* [Work order] Exact duplicates of all entries are needed.

Supplied material: Begin

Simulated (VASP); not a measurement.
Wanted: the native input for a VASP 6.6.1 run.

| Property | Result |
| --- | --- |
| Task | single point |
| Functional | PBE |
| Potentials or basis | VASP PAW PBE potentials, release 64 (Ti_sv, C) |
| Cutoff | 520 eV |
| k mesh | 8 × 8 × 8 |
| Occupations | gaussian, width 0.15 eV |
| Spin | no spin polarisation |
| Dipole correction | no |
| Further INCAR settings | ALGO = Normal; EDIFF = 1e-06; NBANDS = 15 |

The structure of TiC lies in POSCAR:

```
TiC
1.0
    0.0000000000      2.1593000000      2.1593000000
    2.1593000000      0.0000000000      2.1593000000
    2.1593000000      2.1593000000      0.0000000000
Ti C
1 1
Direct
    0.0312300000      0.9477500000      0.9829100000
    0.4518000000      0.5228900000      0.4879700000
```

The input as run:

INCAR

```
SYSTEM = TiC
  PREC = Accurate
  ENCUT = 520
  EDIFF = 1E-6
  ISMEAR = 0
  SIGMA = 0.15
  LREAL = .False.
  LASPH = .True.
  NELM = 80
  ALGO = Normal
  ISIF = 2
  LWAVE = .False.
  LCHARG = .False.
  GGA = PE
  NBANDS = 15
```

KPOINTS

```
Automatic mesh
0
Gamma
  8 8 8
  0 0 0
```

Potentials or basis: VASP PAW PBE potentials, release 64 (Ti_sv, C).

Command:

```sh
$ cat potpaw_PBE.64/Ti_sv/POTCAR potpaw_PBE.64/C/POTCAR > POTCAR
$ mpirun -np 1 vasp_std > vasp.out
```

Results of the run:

Supplied material: End

* [Written response]
Simulated (VASP); not a measurement.
Wanted: the native input for a VASP 6.6.1 run.

| Property | Result |
| --- | --- |
| Task | single point |
| Functional | PBE |
| Potentials or basis | VASP PAW PBE potentials, release 64 (Ti_sv, C) |
| Cutoff | 520 eV |
| k mesh | 8 × 8 × 8 |
| Occupations | gaussian, width 0.15 eV |
| Spin | no spin polarisation |
| Dipole correction | no |
| Further INCAR settings | ALGO = Normal; EDIFF = 1e-06; NBANDS = 15 |

The structure of TiC lies in POSCAR:

```
TiC
1.0
    0.0000000000      2.1593000000      2.1593000000
    2.1593000000      0.0000000000      2.1593000000
    2.1593000000      2.1593000000      0.0000000000
Ti C
1 1
Direct
    0.0312300000      0.9477500000      0.9829100000
    0.4518000000      0.5228900000      0.4879700000
```

The input as run:

INCAR

```
SYSTEM = TiC
  PREC = Accurate
  ENCUT = 520
  EDIFF = 1E-6
  ISMEAR = 0
  SIGMA = 0.15
  LREAL = .False.
  LASPH = .True.
  NELM = 80
  ALGO = Normal
  ISIF = 2
  LWAVE = .False.
  LCHARG = .False.
  GGA = PE
  NBANDS = 15
```

KPOINTS

```
Automatic mesh
0
Gamma
  8 8 8
  0 0 0
```

Potentials or basis: VASP PAW PBE potentials, release 64 (Ti_sv, C).

Command:

```sh
$ cat potpaw_PBE.64/Ti_sv/POTCAR potpaw_PBE.64/C/POTCAR > POTCAR
$ mpirun -np 1 vasp_std > vasp.out
```

Results of the run:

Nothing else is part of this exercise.